• • •

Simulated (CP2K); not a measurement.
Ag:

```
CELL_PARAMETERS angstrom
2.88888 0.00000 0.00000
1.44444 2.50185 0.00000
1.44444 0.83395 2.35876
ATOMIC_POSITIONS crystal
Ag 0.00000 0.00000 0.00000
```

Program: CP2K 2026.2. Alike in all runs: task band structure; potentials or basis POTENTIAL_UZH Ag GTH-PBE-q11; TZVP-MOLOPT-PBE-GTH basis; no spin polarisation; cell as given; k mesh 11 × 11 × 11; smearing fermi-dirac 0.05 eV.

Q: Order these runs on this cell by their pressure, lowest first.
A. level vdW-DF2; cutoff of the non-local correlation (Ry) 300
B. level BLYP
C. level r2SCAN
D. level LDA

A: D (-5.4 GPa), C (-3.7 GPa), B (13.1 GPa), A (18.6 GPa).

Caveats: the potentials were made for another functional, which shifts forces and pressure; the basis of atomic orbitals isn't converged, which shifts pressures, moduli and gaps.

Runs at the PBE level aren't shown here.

• • •

◆ Work item: The records above should be printed exactly, please, from the first line through the line containing "A: D (-5.4 GPa), C", with both ends kept and nothing past it.

◆ Exercise answer:
Simulated (CP2K); not a measurement.
Ag:

```
CELL_PARAMETERS angstrom
2.88888 0.00000 0.00000
1.44444 2.50185 0.00000
1.44444 0.83395 2.35876
ATOMIC_POSITIONS crystal
Ag 0.00000 0.00000 0.00000
```

Program: CP2K 2026.2. Alike in all runs: task band structure; potentials or basis POTENTIAL_UZH Ag GTH-PBE-q11; TZVP-MOLOPT-PBE-GTH basis; no spin polarisation; cell as given; k mesh 11 × 11 × 11; smearing fermi-dirac 0.05 eV.

Q: Order these runs on this cell by their pressure, lowest first.
A. level vdW-DF2; cutoff of the non-local correlation (Ry) 300
B. level BLYP
C. level r2SCAN
D. level LDA

A: D (-5.4 GPa), C (-3.7 GPa), B (13.1 GPa), A (18.6 GPa).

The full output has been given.